*** Opening Provided records ***
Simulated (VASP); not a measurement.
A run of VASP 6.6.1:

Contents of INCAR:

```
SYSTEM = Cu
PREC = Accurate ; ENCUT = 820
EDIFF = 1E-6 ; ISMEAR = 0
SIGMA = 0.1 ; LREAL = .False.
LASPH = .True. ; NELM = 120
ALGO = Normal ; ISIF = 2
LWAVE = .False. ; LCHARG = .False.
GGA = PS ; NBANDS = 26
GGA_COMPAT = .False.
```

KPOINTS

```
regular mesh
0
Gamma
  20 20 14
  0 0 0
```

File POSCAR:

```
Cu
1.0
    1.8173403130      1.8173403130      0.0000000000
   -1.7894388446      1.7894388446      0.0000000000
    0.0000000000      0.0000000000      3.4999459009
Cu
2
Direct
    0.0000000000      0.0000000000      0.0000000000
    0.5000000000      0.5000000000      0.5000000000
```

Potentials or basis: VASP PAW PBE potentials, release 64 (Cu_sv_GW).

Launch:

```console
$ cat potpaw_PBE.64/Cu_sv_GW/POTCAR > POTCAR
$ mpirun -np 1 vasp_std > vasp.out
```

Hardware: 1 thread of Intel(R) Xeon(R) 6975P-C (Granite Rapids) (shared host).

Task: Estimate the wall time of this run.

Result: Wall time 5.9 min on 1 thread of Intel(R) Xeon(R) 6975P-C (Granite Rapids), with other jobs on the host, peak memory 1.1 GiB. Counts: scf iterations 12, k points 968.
*** Closing Provided records ***

*Task item:*
Return each line above exactly.

*Answer area:*
Simulated (VASP); not a measurement.
A run of VASP 6.6.1:

Contents of INCAR:

```
SYSTEM = Cu
PREC = Accurate ; ENCUT = 820
EDIFF = 1E-6 ; ISMEAR = 0
SIGMA = 0.1 ; LREAL = .False.
LASPH = .True. ; NELM = 120
ALGO = Normal ; ISIF = 2
LWAVE = .False. ; LCHARG = .False.
GGA = PS ; NBANDS = 26
GGA_COMPAT = .False.
```

KPOINTS

```
regular mesh
0
Gamma
  20 20 14
  0 0 0
```

File POSCAR:

```
Cu
1.0
    1.8173403130      1.8173403130      0.0000000000
   -1.7894388446      1.7894388446      0.0000000000
    0.0000000000      0.0000000000      3.4999459009
Cu
2
Direct
    0.0000000000      0.0000000000      0.0000000000
    0.5000000000      0.5000000000      0.5000000000
```

Potentials or basis: VASP PAW PBE potentials, release 64 (Cu_sv_GW).

Launch:

```console
$ cat potpaw_PBE.64/Cu_sv_GW/POTCAR > POTCAR
$ mpirun -np 1 vasp_std > vasp.out
```

Hardware: 1 thread of Intel(R) Xeon(R) 6975P-C (Granite Rapids) (shared host).

Task: Estimate the wall time of this run.

Result: Wall time 5.9 min on 1 thread of Intel(R) Xeon(R) 6975P-C (Granite Rapids), with other jobs on the host, peak memory 1.1 GiB. Counts: scf iterations 12, k points 968.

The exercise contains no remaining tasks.